Exercise
Go through the entries and write each one out again unchanged.

___

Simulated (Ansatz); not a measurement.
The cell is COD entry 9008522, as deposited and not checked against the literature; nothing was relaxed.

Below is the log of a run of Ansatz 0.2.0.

___

Task result
Simulated (Ansatz); not a measurement.
The cell is COD entry 9008522, as deposited and not checked against the literature; nothing was relaxed.

Below is the log of a run of Ansatz 0.2.0.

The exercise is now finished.